Brief
Would you please return the lines of the entries below starting at the line that has "5 atoms, charge -1, spin multiplicity 1." and ending at the line that has "## Step 2: PBE0", both included, exactly as they are?

Data listing
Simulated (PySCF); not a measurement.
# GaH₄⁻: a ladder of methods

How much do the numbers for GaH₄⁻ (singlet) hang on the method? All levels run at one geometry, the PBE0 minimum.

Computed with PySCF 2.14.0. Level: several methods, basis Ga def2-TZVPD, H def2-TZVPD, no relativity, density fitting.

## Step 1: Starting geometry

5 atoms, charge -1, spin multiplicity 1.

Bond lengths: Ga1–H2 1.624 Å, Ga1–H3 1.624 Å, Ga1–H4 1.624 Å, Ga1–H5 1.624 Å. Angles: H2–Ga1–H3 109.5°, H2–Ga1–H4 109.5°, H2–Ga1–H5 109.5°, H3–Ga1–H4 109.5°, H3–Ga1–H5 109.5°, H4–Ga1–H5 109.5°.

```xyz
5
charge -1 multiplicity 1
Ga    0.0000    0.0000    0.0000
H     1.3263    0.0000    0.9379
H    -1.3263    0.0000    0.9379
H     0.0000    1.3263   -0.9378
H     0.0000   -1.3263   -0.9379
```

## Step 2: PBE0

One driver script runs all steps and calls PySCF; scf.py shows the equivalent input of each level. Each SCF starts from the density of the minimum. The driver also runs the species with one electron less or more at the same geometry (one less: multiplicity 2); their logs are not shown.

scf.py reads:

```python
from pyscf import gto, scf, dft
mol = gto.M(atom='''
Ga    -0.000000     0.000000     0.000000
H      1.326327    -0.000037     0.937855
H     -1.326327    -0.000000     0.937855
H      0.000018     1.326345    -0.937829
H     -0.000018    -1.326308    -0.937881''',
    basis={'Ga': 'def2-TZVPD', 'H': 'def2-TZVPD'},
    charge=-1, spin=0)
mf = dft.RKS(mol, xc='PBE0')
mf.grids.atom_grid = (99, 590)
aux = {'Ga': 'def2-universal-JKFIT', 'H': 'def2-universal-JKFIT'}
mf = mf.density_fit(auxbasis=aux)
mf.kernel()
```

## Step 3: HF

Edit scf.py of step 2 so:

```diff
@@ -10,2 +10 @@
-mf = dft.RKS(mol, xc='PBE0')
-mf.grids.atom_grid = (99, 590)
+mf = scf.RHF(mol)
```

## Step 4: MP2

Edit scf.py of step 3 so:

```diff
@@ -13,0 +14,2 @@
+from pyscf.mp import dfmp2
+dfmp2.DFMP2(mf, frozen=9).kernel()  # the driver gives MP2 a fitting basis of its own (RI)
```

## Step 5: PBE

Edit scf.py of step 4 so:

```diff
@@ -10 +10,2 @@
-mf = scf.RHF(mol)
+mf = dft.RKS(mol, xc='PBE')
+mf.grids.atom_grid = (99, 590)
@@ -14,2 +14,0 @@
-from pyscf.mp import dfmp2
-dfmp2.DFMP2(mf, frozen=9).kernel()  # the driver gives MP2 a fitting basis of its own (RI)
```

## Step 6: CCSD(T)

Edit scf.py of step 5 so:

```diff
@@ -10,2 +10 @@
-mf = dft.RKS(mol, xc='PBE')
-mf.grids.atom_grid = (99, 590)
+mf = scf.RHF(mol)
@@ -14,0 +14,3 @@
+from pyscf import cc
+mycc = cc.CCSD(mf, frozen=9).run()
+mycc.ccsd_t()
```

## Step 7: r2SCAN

Written response
5 atoms, charge -1, spin multiplicity 1.

Bond lengths: Ga1–H2 1.624 Å, Ga1–H3 1.624 Å, Ga1–H4 1.624 Å, Ga1–H5 1.624 Å. Angles: H2–Ga1–H3 109.5°, H2–Ga1–H4 109.5°, H2–Ga1–H5 109.5°, H3–Ga1–H4 109.5°, H3–Ga1–H5 109.5°, H4–Ga1–H5 109.5°.

```xyz
5
charge -1 multiplicity 1
Ga    0.0000    0.0000    0.0000
H     1.3263    0.0000    0.9379
H    -1.3263    0.0000    0.9379
H     0.0000    1.3263   -0.9378
H     0.0000   -1.3263   -0.9379
```

## Step 2: PBE0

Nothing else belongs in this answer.